> _Supplied material_:
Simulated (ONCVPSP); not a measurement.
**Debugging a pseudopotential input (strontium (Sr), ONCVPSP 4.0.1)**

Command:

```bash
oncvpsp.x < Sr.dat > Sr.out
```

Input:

> _Brief_: Go through the listing and transcribe all of it exactly.

> _Expected answer_:
Simulated (ONCVPSP); not a measurement.
**Debugging a pseudopotential input (strontium (Sr), ONCVPSP 4.0.1)**

Command:

```bash
oncvpsp.x < Sr.dat > Sr.out
```

Input:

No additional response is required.